• Material provided:
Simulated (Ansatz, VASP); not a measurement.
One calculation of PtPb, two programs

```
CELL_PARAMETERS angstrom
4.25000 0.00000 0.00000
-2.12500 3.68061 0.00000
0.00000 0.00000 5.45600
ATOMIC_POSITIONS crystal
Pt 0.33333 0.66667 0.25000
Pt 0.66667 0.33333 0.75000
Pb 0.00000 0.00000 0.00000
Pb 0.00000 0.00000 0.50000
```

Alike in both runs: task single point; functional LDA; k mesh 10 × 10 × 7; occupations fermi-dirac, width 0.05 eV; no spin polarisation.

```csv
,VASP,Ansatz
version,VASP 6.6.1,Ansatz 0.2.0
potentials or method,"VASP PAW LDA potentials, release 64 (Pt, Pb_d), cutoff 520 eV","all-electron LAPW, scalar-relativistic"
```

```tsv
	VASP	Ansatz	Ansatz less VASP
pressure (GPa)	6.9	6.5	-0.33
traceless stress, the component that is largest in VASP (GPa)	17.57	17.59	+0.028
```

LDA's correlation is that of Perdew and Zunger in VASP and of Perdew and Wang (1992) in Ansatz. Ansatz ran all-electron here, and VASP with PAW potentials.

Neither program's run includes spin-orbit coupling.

• Brief: Please return every line from the first one in the records above down to the line containing "LDA's correlation is", including both, exactly as written and nothing more.

• Answer section:
Simulated (Ansatz, VASP); not a measurement.
One calculation of PtPb, two programs

```
CELL_PARAMETERS angstrom
4.25000 0.00000 0.00000
-2.12500 3.68061 0.00000
0.00000 0.00000 5.45600
ATOMIC_POSITIONS crystal
Pt 0.33333 0.66667 0.25000
Pt 0.66667 0.33333 0.75000
Pb 0.00000 0.00000 0.00000
Pb 0.00000 0.00000 0.50000
```

Alike in both runs: task single point; functional LDA; k mesh 10 × 10 × 7; occupations fermi-dirac, width 0.05 eV; no spin polarisation.

```csv
,VASP,Ansatz
version,VASP 6.6.1,Ansatz 0.2.0
potentials or method,"VASP PAW LDA potentials, release 64 (Pt, Pb_d), cutoff 520 eV","all-electron LAPW, scalar-relativistic"
```

```tsv
	VASP	Ansatz	Ansatz less VASP
pressure (GPa)	6.9	6.5	-0.33
traceless stress, the component that is largest in VASP (GPa)	17.57	17.59	+0.028
```

LDA's correlation is that of Perdew and Zunger in VASP and of Perdew and Wang (1992) in Ansatz. Ansatz ran all-electron here, and VASP with PAW potentials.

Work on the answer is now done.